> ACTIVITY
Beginning with the first line of the material, set down each line exactly as written, up to and including the line with "Output of the".

> DATASET EXTRACT
[Start of Attachment]
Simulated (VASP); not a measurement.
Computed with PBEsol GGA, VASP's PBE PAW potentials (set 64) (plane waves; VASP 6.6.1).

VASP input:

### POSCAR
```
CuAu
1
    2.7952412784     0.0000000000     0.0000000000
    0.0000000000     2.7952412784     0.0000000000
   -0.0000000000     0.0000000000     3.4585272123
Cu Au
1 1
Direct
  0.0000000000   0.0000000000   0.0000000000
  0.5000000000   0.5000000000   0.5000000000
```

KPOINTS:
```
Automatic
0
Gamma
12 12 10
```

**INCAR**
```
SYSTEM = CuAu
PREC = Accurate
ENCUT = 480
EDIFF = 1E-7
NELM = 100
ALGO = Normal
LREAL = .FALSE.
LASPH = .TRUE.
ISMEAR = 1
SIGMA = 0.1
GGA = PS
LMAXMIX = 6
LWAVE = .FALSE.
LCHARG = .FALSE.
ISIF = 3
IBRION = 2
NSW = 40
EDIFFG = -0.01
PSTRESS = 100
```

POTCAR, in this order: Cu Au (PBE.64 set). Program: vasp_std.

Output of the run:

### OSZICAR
[End of Attachment]

> WRITTEN REPLY
Simulated (VASP); not a measurement.
Computed with PBEsol GGA, VASP's PBE PAW potentials (set 64) (plane waves; VASP 6.6.1).

VASP input:

### POSCAR
```
CuAu
1
    2.7952412784     0.0000000000     0.0000000000
    0.0000000000     2.7952412784     0.0000000000
   -0.0000000000     0.0000000000     3.4585272123
Cu Au
1 1
Direct
  0.0000000000   0.0000000000   0.0000000000
  0.5000000000   0.5000000000   0.5000000000
```

KPOINTS:
```
Automatic
0
Gamma
12 12 10
```

**INCAR**
```
SYSTEM = CuAu
PREC = Accurate
ENCUT = 480
EDIFF = 1E-7
NELM = 100
ALGO = Normal
LREAL = .FALSE.
LASPH = .TRUE.
ISMEAR = 1
SIGMA = 0.1
GGA = PS
LMAXMIX = 6
LWAVE = .FALSE.
LCHARG = .FALSE.
ISIF = 3
IBRION = 2
NSW = 40
EDIFFG = -0.01
PSTRESS = 100
```

POTCAR, in this order: Cu Au (PBE.64 set). Program: vasp_std.

Output of the run:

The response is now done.